» **Assigned task**
After reading the entries below, copy word for word the lines from the first through the line containing "- space group (tolerance 0.01 Å): Im-3m (229)", and stop there.

» **Dataset records**
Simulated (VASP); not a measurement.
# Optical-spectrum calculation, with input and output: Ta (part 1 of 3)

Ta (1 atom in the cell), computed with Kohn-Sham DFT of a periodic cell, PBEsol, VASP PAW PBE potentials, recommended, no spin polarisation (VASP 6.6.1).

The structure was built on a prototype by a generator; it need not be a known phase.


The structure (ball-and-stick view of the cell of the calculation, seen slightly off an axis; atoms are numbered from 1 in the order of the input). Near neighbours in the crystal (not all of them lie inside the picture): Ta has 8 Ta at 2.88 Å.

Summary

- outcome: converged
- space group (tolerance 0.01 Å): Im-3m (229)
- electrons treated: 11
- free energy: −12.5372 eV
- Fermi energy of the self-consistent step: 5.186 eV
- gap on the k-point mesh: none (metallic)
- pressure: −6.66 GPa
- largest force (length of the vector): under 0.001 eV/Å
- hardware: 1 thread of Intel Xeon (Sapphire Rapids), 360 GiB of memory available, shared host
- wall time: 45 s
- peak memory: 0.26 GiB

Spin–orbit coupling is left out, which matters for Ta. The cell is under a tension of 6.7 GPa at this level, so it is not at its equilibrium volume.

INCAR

» **Response box**
Simulated (VASP); not a measurement.
# Optical-spectrum calculation, with input and output: Ta (part 1 of 3)

Ta (1 atom in the cell), computed with Kohn-Sham DFT of a periodic cell, PBEsol, VASP PAW PBE potentials, recommended, no spin polarisation (VASP 6.6.1).

The structure was built on a prototype by a generator; it need not be a known phase.


The structure (ball-and-stick view of the cell of the calculation, seen slightly off an axis; atoms are numbered from 1 in the order of the input). Near neighbours in the crystal (not all of them lie inside the picture): Ta has 8 Ta at 2.88 Å.

Summary

- outcome: converged
- space group (tolerance 0.01 Å): Im-3m (229)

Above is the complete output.